◇ ◇ ◇ ◇
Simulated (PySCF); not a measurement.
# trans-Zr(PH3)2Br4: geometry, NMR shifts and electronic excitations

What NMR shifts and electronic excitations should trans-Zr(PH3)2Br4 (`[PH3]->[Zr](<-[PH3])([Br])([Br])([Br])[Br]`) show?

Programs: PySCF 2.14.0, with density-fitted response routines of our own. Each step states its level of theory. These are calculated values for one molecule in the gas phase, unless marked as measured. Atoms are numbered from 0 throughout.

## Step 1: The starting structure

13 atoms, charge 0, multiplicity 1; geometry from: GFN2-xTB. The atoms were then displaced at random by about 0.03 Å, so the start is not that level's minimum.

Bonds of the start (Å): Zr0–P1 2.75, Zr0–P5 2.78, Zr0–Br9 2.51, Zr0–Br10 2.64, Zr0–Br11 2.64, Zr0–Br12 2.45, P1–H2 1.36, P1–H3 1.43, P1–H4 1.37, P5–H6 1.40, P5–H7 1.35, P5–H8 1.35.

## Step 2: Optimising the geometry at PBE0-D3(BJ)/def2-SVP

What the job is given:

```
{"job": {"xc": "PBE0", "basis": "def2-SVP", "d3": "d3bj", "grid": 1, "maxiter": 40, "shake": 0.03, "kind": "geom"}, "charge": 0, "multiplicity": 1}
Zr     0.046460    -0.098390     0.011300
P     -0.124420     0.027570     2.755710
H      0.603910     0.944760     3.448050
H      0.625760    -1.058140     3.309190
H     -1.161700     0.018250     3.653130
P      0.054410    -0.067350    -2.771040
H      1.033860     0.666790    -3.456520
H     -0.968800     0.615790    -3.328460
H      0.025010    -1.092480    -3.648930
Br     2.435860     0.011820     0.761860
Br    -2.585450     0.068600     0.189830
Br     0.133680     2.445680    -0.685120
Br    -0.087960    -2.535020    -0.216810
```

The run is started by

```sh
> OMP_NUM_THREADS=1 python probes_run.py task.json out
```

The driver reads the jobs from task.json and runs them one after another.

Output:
◇ ◇ ◇ ◇

Beginning with the very first line of the material above, give each line again exactly, ending with the line that contains "## Step 1: The starting structure".

Simulated (PySCF); not a measurement.
# trans-Zr(PH3)2Br4: geometry, NMR shifts and electronic excitations

What NMR shifts and electronic excitations should trans-Zr(PH3)2Br4 (`[PH3]->[Zr](<-[PH3])([Br])([Br])([Br])[Br]`) show?

Programs: PySCF 2.14.0, with density-fitted response routines of our own. Each step states its level of theory. These are calculated values for one molecule in the gas phase, unless marked as measured. Atoms are numbered from 0 throughout.

## Step 1: The starting structure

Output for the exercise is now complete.